**Supplied data**:
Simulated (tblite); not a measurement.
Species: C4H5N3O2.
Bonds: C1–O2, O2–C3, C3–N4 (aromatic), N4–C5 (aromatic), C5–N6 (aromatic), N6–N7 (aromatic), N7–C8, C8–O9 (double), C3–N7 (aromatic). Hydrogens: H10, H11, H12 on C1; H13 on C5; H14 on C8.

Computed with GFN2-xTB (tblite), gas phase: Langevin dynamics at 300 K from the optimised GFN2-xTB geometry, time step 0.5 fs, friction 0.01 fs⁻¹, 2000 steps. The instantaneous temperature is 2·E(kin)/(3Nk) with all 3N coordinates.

**Assignment**: All lines above from the one holding "Species: C4H5N3O2." to the one holding "Bonds: C1–O2, O2–C3, C3–N4", inclusive, are to be copied exactly; no other line is wanted.

**Task answer**:
Species: C4H5N3O2.
Bonds: C1–O2, O2–C3, C3–N4 (aromatic), N4–C5 (aromatic), C5–N6 (aromatic), N6–N7 (aromatic), N7–C8, C8–O9 (double), C3–N7 (aromatic). Hydrogens: H10, H11, H12 on C1; H13 on C5; H14 on C8.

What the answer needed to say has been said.